* _EXERCISE_
Go through the entries below and print, exactly, the lines starting at the one with "## (2) Single" and ending at the one with "Potentials or basis: VASP", keeping both ends and no others.

%%

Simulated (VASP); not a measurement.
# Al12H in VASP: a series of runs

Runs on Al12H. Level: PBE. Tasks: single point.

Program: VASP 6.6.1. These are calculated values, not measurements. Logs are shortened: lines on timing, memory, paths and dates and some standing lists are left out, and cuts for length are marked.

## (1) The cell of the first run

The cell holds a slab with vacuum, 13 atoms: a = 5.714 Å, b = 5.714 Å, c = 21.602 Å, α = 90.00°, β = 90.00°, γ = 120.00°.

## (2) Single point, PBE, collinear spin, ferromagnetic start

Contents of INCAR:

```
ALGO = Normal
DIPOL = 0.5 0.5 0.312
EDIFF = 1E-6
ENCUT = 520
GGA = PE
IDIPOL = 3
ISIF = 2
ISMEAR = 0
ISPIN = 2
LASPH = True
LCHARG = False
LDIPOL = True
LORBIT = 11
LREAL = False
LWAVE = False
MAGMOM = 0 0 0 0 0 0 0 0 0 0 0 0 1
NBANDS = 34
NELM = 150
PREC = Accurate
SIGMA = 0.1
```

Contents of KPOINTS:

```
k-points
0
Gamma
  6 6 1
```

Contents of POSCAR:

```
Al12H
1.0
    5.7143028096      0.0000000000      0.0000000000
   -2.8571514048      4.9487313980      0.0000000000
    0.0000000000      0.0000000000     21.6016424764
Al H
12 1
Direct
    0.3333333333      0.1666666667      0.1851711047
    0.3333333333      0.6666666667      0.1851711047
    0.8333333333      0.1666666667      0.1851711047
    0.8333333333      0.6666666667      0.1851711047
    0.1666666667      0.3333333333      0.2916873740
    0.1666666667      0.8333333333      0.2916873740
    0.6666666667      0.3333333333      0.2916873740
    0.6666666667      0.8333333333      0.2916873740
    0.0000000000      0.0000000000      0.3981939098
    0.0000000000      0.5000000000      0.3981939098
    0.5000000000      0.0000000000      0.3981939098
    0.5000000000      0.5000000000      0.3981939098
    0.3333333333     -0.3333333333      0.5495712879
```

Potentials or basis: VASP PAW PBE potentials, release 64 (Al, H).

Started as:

%%

* _EXERCISE SOLUTION_
## (2) Single point, PBE, collinear spin, ferromagnetic start

Contents of INCAR:

```
ALGO = Normal
DIPOL = 0.5 0.5 0.312
EDIFF = 1E-6
ENCUT = 520
GGA = PE
IDIPOL = 3
ISIF = 2
ISMEAR = 0
ISPIN = 2
LASPH = True
LCHARG = False
LDIPOL = True
LORBIT = 11
LREAL = False
LWAVE = False
MAGMOM = 0 0 0 0 0 0 0 0 0 0 0 0 1
NBANDS = 34
NELM = 150
PREC = Accurate
SIGMA = 0.1
```

Contents of KPOINTS:

```
k-points
0
Gamma
  6 6 1
```

Contents of POSCAR:

```
Al12H
1.0
    5.7143028096      0.0000000000      0.0000000000
   -2.8571514048      4.9487313980      0.0000000000
    0.0000000000      0.0000000000     21.6016424764
Al H
12 1
Direct
    0.3333333333      0.1666666667      0.1851711047
    0.3333333333      0.6666666667      0.1851711047
    0.8333333333      0.1666666667      0.1851711047
    0.8333333333      0.6666666667      0.1851711047
    0.1666666667      0.3333333333      0.2916873740
    0.1666666667      0.8333333333      0.2916873740
    0.6666666667      0.3333333333      0.2916873740
    0.6666666667      0.8333333333      0.2916873740
    0.0000000000      0.0000000000      0.3981939098
    0.0000000000      0.5000000000      0.3981939098
    0.5000000000      0.0000000000      0.3981939098
    0.5000000000      0.5000000000      0.3981939098
    0.3333333333     -0.3333333333      0.5495712879
```

Potentials or basis: VASP PAW PBE potentials, release 64 (Al, H).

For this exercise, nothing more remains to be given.